### Task item
Take the listing below and print exactly the lines starting at the line containing "Solution. pH 4.95;" and ending at the line containing "Problem. In which forms is Pb present?", both ends included, and no others.

### Extracted records

+ + + + + + +

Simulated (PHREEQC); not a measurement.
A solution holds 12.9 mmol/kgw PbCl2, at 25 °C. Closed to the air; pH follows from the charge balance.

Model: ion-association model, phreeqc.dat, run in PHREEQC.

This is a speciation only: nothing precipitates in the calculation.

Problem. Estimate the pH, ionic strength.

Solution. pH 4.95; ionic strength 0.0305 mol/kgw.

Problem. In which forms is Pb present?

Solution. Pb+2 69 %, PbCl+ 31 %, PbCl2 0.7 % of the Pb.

+ + + + + + +

### Task solution
Solution. pH 4.95; ionic strength 0.0305 mol/kgw.

Problem. In which forms is Pb present?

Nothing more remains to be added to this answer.